* **Task item**
Extract precisely the lines of the entries below, from the first line through the line containing "Level of theory: PBE/pcSseg-2 run with PySCF.".

* **Entries supplied**
--- --- ---
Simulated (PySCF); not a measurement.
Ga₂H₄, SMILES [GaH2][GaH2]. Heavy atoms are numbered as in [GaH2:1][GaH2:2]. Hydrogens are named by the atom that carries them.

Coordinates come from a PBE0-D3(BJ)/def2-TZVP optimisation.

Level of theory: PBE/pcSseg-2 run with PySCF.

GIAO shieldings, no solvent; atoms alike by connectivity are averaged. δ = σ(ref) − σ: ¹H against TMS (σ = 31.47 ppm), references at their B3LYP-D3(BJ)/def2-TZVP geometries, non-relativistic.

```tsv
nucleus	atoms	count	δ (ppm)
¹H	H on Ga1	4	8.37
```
--- --- ---

* **Reply**
Simulated (PySCF); not a measurement.
Ga₂H₄, SMILES [GaH2][GaH2]. Heavy atoms are numbered as in [GaH2:1][GaH2:2]. Hydrogens are named by the atom that carries them.

Coordinates come from a PBE0-D3(BJ)/def2-TZVP optimisation.

Level of theory: PBE/pcSseg-2 run with PySCF.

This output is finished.